● Required action
Write out, word for word, the first line of the data below and every line after it through the one containing "Task: Which run is which level?".

─── Recorded data

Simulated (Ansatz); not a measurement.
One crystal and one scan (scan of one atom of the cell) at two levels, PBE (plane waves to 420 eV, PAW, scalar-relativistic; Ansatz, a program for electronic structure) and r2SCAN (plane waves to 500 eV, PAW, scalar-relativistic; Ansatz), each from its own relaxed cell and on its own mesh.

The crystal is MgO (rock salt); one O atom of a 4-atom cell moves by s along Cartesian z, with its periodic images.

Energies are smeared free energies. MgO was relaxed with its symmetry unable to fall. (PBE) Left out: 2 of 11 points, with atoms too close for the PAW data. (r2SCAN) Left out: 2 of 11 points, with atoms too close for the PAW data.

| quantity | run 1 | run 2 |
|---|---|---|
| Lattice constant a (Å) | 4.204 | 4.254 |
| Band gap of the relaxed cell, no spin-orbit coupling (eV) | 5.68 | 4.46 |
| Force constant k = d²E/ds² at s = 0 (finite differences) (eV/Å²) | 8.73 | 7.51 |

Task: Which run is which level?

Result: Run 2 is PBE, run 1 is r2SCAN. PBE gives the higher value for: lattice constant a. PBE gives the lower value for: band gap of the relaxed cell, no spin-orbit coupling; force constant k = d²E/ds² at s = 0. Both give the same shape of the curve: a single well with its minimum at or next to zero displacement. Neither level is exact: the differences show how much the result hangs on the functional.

──────

● Written reply
Simulated (Ansatz); not a measurement.
One crystal and one scan (scan of one atom of the cell) at two levels, PBE (plane waves to 420 eV, PAW, scalar-relativistic; Ansatz, a program for electronic structure) and r2SCAN (plane waves to 500 eV, PAW, scalar-relativistic; Ansatz), each from its own relaxed cell and on its own mesh.

The crystal is MgO (rock salt); one O atom of a 4-atom cell moves by s along Cartesian z, with its periodic images.

Energies are smeared free energies. MgO was relaxed with its symmetry unable to fall. (PBE) Left out: 2 of 11 points, with atoms too close for the PAW data. (r2SCAN) Left out: 2 of 11 points, with atoms too close for the PAW data.

| quantity | run 1 | run 2 |
|---|---|---|
| Lattice constant a (Å) | 4.204 | 4.254 |
| Band gap of the relaxed cell, no spin-orbit coupling (eV) | 5.68 | 4.46 |
| Force constant k = d²E/ds² at s = 0 (finite differences) (eV/Å²) | 8.73 | 7.51 |

Task: Which run is which level?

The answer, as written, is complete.